#### RECORDS SHOWN ####

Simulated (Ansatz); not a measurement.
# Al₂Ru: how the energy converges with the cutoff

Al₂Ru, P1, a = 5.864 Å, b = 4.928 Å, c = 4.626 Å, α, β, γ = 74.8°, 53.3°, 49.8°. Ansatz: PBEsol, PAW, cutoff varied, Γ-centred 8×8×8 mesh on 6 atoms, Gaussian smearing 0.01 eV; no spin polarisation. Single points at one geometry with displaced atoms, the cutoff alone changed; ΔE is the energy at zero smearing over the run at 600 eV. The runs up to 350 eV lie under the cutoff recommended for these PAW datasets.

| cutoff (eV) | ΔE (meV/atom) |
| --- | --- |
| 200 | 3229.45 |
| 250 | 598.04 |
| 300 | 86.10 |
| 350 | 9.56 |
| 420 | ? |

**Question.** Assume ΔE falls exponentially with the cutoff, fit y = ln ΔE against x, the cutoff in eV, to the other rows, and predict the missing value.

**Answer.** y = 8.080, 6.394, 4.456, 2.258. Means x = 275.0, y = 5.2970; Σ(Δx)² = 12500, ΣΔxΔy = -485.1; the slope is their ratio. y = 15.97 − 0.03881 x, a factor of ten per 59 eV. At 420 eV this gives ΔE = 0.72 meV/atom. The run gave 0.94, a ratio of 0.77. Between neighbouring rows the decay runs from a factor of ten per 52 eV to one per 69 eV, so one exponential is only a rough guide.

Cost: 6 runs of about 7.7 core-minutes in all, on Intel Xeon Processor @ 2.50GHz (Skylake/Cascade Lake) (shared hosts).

####

ACTIVITY -
Your job is to print exactly the lines that run from the top of the entries through the line with "the missing value.", and no others.

WRITTEN SOLUTION -
Simulated (Ansatz); not a measurement.
# Al₂Ru: how the energy converges with the cutoff

Al₂Ru, P1, a = 5.864 Å, b = 4.928 Å, c = 4.626 Å, α, β, γ = 74.8°, 53.3°, 49.8°. Ansatz: PBEsol, PAW, cutoff varied, Γ-centred 8×8×8 mesh on 6 atoms, Gaussian smearing 0.01 eV; no spin polarisation. Single points at one geometry with displaced atoms, the cutoff alone changed; ΔE is the energy at zero smearing over the run at 600 eV. The runs up to 350 eV lie under the cutoff recommended for these PAW datasets.

| cutoff (eV) | ΔE (meV/atom) |
| --- | --- |
| 200 | 3229.45 |
| 250 | 598.04 |
| 300 | 86.10 |
| 350 | 9.56 |
| 420 | ? |

**Question.** Assume ΔE falls exponentially with the cutoff, fit y = ln ΔE against x, the cutoff in eV, to the other rows, and predict the missing value.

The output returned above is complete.